> TASK ITEM
Could you restate the entries below word for word?

DATASET EXCERPTS START
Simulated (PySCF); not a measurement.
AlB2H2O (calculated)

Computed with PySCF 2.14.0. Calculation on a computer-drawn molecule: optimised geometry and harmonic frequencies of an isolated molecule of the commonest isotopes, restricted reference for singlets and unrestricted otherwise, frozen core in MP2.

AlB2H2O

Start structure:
DATASET EXCERPTS END

> YOUR RESPONSE
Simulated (PySCF); not a measurement.
AlB2H2O (calculated)

Computed with PySCF 2.14.0. Calculation on a computer-drawn molecule: optimised geometry and harmonic frequencies of an isolated molecule of the commonest isotopes, restricted reference for singlets and unrestricted otherwise, frozen core in MP2.

AlB2H2O

Start structure:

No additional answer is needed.